(Provided records):
************

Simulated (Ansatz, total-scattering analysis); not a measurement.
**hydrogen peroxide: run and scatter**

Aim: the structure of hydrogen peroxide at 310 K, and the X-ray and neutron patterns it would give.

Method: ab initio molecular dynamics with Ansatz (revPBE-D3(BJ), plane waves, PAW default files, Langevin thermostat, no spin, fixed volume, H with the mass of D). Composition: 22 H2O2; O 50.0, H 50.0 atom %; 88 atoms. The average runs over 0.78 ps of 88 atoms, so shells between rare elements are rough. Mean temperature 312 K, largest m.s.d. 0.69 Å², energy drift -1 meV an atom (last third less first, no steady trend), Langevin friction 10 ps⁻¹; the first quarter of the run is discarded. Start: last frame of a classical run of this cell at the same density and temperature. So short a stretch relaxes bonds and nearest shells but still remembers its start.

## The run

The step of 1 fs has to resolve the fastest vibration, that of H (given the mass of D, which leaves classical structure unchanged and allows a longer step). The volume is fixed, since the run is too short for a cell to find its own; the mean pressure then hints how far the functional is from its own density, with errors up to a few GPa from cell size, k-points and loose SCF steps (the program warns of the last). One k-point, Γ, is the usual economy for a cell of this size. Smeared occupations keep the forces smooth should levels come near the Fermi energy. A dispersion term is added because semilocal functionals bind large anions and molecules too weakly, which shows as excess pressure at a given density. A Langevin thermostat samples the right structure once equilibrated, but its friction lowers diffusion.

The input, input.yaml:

************

(Action item): Retype the portion of the data above that starts on the line with "run and scatter**" and finishes on the line with "Aim: the structure", including both of those lines.

(Worked solution):
**hydrogen peroxide: run and scatter**

Aim: the structure of hydrogen peroxide at 310 K, and the X-ray and neutron patterns it would give.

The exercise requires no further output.